..............................
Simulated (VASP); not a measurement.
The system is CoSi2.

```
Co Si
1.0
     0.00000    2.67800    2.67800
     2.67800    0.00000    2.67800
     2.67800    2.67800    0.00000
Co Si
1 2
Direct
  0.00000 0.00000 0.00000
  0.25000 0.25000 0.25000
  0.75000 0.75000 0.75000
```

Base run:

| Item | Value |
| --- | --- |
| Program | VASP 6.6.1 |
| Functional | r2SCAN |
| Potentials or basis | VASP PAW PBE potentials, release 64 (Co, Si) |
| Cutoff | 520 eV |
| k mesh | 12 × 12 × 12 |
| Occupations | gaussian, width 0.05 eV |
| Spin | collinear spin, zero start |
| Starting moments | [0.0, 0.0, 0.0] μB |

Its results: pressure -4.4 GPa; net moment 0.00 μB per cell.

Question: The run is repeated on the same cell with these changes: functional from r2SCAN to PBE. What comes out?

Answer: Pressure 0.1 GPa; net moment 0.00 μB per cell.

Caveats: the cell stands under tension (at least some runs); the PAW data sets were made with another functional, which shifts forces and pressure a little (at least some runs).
..............................

** Assignment **
What you retype should run from the first line of the entries above through the line containing "width 0.05 eV |", exactly and in full.

** Written solution **
Simulated (VASP); not a measurement.
The system is CoSi2.

```
Co Si
1.0
     0.00000    2.67800    2.67800
     2.67800    0.00000    2.67800
     2.67800    2.67800    0.00000
Co Si
1 2
Direct
  0.00000 0.00000 0.00000
  0.25000 0.25000 0.25000
  0.75000 0.75000 0.75000
```

Base run:

| Item | Value |
| --- | --- |
| Program | VASP 6.6.1 |
| Functional | r2SCAN |
| Potentials or basis | VASP PAW PBE potentials, release 64 (Co, Si) |
| Cutoff | 520 eV |
| k mesh | 12 × 12 × 12 |
| Occupations | gaussian, width 0.05 eV |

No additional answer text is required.